==========
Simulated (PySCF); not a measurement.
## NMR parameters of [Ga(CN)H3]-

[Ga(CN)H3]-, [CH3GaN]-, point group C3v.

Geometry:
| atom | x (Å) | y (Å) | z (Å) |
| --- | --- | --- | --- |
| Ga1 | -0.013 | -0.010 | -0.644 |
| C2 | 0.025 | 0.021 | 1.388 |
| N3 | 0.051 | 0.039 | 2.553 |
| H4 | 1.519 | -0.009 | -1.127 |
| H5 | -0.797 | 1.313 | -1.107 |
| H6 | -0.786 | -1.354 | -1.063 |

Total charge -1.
==========

ASSIGNED TASK - An exact copy of every record above is what's needed here.

YOUR RESPONSE -
Simulated (PySCF); not a measurement.
## NMR parameters of [Ga(CN)H3]-

[Ga(CN)H3]-, [CH3GaN]-, point group C3v.

Geometry:
| atom | x (Å) | y (Å) | z (Å) |
| --- | --- | --- | --- |
| Ga1 | -0.013 | -0.010 | -0.644 |
| C2 | 0.025 | 0.021 | 1.388 |
| N3 | 0.051 | 0.039 | 2.553 |
| H4 | 1.519 | -0.009 | -1.127 |
| H5 | -0.797 | 1.313 | -1.107 |
| H6 | -0.786 | -1.354 | -1.063 |

Total charge -1.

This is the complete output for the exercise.